ACTION ITEM >>
All lines from the opening of the data to the line containing "Gaps are read on the k meshes alone." must be returned unchanged, and only those lines.

PROVIDED DATA >>
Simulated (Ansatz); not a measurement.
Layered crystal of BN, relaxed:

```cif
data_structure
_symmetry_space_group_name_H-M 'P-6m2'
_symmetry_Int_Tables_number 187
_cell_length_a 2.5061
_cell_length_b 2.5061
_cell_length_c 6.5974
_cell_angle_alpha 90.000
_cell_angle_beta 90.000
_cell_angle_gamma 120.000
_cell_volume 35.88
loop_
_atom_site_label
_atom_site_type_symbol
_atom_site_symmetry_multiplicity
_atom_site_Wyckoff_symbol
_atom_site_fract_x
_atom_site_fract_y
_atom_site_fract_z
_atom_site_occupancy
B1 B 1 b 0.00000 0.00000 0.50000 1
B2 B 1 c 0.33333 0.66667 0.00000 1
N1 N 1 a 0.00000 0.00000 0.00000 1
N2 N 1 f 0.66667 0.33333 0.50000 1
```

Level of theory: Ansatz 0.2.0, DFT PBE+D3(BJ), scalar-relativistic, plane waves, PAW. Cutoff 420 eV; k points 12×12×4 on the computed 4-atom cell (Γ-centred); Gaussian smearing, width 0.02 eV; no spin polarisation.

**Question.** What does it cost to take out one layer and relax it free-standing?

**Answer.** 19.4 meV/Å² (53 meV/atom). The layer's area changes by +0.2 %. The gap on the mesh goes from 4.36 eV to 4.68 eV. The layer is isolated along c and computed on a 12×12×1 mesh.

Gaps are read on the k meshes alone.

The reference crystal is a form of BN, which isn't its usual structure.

SOLUTION >>
Simulated (Ansatz); not a measurement.
Layered crystal of BN, relaxed:

```cif
data_structure
_symmetry_space_group_name_H-M 'P-6m2'
_symmetry_Int_Tables_number 187
_cell_length_a 2.5061
_cell_length_b 2.5061
_cell_length_c 6.5974
_cell_angle_alpha 90.000
_cell_angle_beta 90.000
_cell_angle_gamma 120.000
_cell_volume 35.88
loop_
_atom_site_label
_atom_site_type_symbol
_atom_site_symmetry_multiplicity
_atom_site_Wyckoff_symbol
_atom_site_fract_x
_atom_site_fract_y
_atom_site_fract_z
_atom_site_occupancy
B1 B 1 b 0.00000 0.00000 0.50000 1
B2 B 1 c 0.33333 0.66667 0.00000 1
N1 N 1 a 0.00000 0.00000 0.00000 1
N2 N 1 f 0.66667 0.33333 0.50000 1
```

Level of theory: Ansatz 0.2.0, DFT PBE+D3(BJ), scalar-relativistic, plane waves, PAW. Cutoff 420 eV; k points 12×12×4 on the computed 4-atom cell (Γ-centred); Gaussian smearing, width 0.02 eV; no spin polarisation.

**Question.** What does it cost to take out one layer and relax it free-standing?

**Answer.** 19.4 meV/Å² (53 meV/atom). The layer's area changes by +0.2 %. The gap on the mesh goes from 4.36 eV to 4.68 eV. The layer is isolated along c and computed on a 12×12×1 mesh.

Gaps are read on the k meshes alone.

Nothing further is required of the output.